> _Activity_
Only the lines from the start of the entries up to and including the line with "Result: -2.6 GPa." should be written out, exactly as they stand.

> _Dataset excerpts_
• • • •
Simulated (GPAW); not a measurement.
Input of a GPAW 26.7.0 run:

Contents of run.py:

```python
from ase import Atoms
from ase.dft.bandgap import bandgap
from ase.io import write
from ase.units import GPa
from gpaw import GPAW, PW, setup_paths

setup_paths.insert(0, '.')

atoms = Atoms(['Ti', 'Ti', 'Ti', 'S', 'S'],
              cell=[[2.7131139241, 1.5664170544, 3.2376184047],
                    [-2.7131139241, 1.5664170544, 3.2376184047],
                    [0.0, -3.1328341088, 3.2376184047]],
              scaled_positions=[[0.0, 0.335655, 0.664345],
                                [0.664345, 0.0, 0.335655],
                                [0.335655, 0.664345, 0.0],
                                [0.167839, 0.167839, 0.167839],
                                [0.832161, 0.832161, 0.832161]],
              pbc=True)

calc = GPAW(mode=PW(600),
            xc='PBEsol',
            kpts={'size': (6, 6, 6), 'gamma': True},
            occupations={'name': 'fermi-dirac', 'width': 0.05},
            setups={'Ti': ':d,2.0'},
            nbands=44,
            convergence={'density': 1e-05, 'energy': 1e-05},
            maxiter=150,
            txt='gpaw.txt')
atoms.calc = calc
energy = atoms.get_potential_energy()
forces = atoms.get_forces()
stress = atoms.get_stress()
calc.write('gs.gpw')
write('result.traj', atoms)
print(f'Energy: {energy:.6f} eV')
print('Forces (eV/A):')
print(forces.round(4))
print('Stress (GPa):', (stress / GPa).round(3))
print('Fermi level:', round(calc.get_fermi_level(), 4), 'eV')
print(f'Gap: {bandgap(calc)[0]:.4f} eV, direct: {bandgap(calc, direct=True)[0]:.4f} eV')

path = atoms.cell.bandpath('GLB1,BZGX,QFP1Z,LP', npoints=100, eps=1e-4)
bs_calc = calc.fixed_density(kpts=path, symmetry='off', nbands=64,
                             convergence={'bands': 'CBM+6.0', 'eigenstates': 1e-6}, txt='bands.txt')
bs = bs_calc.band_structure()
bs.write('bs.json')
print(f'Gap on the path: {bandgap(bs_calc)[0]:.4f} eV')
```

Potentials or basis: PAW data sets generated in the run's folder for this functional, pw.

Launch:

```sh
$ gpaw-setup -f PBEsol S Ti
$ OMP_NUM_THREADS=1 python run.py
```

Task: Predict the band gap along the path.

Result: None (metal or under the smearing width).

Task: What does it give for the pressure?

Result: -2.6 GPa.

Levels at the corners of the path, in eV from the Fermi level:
• • • •

> _Expected answer_
Simulated (GPAW); not a measurement.
Input of a GPAW 26.7.0 run:

Contents of run.py:

```python
from ase import Atoms
from ase.dft.bandgap import bandgap
from ase.io import write
from ase.units import GPa
from gpaw import GPAW, PW, setup_paths

setup_paths.insert(0, '.')

atoms = Atoms(['Ti', 'Ti', 'Ti', 'S', 'S'],
              cell=[[2.7131139241, 1.5664170544, 3.2376184047],
                    [-2.7131139241, 1.5664170544, 3.2376184047],
                    [0.0, -3.1328341088, 3.2376184047]],
              scaled_positions=[[0.0, 0.335655, 0.664345],
                                [0.664345, 0.0, 0.335655],
                                [0.335655, 0.664345, 0.0],
                                [0.167839, 0.167839, 0.167839],
                                [0.832161, 0.832161, 0.832161]],
              pbc=True)

calc = GPAW(mode=PW(600),
            xc='PBEsol',
            kpts={'size': (6, 6, 6), 'gamma': True},
            occupations={'name': 'fermi-dirac', 'width': 0.05},
            setups={'Ti': ':d,2.0'},
            nbands=44,
            convergence={'density': 1e-05, 'energy': 1e-05},
            maxiter=150,
            txt='gpaw.txt')
atoms.calc = calc
energy = atoms.get_potential_energy()
forces = atoms.get_forces()
stress = atoms.get_stress()
calc.write('gs.gpw')
write('result.traj', atoms)
print(f'Energy: {energy:.6f} eV')
print('Forces (eV/A):')
print(forces.round(4))
print('Stress (GPa):', (stress / GPa).round(3))
print('Fermi level:', round(calc.get_fermi_level(), 4), 'eV')
print(f'Gap: {bandgap(calc)[0]:.4f} eV, direct: {bandgap(calc, direct=True)[0]:.4f} eV')

path = atoms.cell.bandpath('GLB1,BZGX,QFP1Z,LP', npoints=100, eps=1e-4)
bs_calc = calc.fixed_density(kpts=path, symmetry='off', nbands=64,
                             convergence={'bands': 'CBM+6.0', 'eigenstates': 1e-6}, txt='bands.txt')
bs = bs_calc.band_structure()
bs.write('bs.json')
print(f'Gap on the path: {bandgap(bs_calc)[0]:.4f} eV')
```

Potentials or basis: PAW data sets generated in the run's folder for this functional, pw.

Launch:

```sh
$ gpaw-setup -f PBEsol S Ti
$ OMP_NUM_THREADS=1 python run.py
```

Task: Predict the band gap along the path.

Result: None (metal or under the smearing width).

Task: What does it give for the pressure?

Result: -2.6 GPa.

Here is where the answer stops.